» **Requirement**
Your output should be the lines of the entries below, exactly, from the first one through the line that holds "2. f = (2/3) ΔE".

» **Supplied information**
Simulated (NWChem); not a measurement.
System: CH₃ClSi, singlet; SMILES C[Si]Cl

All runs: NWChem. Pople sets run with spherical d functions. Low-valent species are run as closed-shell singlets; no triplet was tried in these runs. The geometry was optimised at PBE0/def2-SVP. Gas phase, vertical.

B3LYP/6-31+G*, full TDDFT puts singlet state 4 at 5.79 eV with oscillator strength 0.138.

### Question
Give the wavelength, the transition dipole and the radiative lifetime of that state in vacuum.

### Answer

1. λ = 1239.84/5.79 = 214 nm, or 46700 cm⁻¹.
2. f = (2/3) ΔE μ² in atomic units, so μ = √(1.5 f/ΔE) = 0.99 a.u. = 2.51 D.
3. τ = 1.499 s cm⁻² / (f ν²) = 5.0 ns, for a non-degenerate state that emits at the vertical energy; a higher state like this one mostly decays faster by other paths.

» **Your solution**
Simulated (NWChem); not a measurement.
System: CH₃ClSi, singlet; SMILES C[Si]Cl

All runs: NWChem. Pople sets run with spherical d functions. Low-valent species are run as closed-shell singlets; no triplet was tried in these runs. The geometry was optimised at PBE0/def2-SVP. Gas phase, vertical.

B3LYP/6-31+G*, full TDDFT puts singlet state 4 at 5.79 eV with oscillator strength 0.138.

### Question
Give the wavelength, the transition dipole and the radiative lifetime of that state in vacuum.

### Answer

1. λ = 1239.84/5.79 = 214 nm, or 46700 cm⁻¹.
2. f = (2/3) ΔE μ² in atomic units, so μ = √(1.5 f/ΔE) = 0.99 a.u. = 2.51 D.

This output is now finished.